[Action item]
Each entry must be restated word for word, with nothing omitted.

[Given information]
....................

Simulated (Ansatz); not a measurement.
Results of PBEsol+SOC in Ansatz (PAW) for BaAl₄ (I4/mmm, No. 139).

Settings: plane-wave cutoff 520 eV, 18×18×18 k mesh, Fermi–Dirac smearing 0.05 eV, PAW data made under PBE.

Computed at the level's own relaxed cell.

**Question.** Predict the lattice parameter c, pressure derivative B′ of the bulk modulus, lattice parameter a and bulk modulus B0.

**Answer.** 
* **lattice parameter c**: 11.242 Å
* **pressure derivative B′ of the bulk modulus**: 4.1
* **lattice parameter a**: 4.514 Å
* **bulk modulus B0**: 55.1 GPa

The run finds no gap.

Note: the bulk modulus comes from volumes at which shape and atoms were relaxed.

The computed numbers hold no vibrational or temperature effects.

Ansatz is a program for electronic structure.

....................

[Answer area]
Simulated (Ansatz); not a measurement.
Results of PBEsol+SOC in Ansatz (PAW) for BaAl₄ (I4/mmm, No. 139).

Settings: plane-wave cutoff 520 eV, 18×18×18 k mesh, Fermi–Dirac smearing 0.05 eV, PAW data made under PBE.

Computed at the level's own relaxed cell.

**Question.** Predict the lattice parameter c, pressure derivative B′ of the bulk modulus, lattice parameter a and bulk modulus B0.

**Answer.** 
* **lattice parameter c**: 11.242 Å
* **pressure derivative B′ of the bulk modulus**: 4.1
* **lattice parameter a**: 4.514 Å
* **bulk modulus B0**: 55.1 GPa

The run finds no gap.

Note: the bulk modulus comes from volumes at which shape and atoms were relaxed.

The computed numbers hold no vibrational or temperature effects.

Ansatz is a program for electronic structure.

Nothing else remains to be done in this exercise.